:: REQUIREMENT ::
Return exactly the lines below, starting with the one that has "Set up the same" and going on through the one that has "As run (the".

:: DATASET CONTENT ::
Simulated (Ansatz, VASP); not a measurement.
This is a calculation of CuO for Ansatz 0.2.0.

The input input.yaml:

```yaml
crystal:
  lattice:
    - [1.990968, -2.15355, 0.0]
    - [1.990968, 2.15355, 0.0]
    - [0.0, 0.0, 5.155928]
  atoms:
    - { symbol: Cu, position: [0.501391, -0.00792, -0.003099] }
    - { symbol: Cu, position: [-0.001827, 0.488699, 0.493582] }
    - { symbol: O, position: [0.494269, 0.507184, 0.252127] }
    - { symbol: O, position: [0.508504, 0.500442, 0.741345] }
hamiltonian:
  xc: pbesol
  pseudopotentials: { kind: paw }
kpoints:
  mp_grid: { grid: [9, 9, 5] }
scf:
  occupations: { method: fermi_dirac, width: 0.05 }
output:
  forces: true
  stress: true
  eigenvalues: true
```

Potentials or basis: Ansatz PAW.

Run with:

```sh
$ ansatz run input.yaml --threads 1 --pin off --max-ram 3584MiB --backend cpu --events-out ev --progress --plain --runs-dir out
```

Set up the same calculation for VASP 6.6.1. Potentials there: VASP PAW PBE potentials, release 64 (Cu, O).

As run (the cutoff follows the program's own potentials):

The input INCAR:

:: REPLY ::
Set up the same calculation for VASP 6.6.1. Potentials there: VASP PAW PBE potentials, release 64 (Cu, O).

As run (the cutoff follows the program's own potentials):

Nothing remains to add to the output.